#### ACTIVITY:
For this exercise, the reply is the listing below, reproduced exactly.

──────── DATASET CONTENT

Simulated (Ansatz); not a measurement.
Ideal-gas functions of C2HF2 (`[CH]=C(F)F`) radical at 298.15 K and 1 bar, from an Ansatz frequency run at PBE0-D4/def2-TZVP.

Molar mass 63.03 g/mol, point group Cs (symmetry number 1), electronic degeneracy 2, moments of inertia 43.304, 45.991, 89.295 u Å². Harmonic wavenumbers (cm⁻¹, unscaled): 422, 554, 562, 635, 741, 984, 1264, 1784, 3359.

────────────────

#### ANSWER SPACE:
Simulated (Ansatz); not a measurement.
Ideal-gas functions of C2HF2 (`[CH]=C(F)F`) radical at 298.15 K and 1 bar, from an Ansatz frequency run at PBE0-D4/def2-TZVP.

Molar mass 63.03 g/mol, point group Cs (symmetry number 1), electronic degeneracy 2, moments of inertia 43.304, 45.991, 89.295 u Å². Harmonic wavenumbers (cm⁻¹, unscaled): 422, 554, 562, 635, 741, 984, 1264, 1784, 3359.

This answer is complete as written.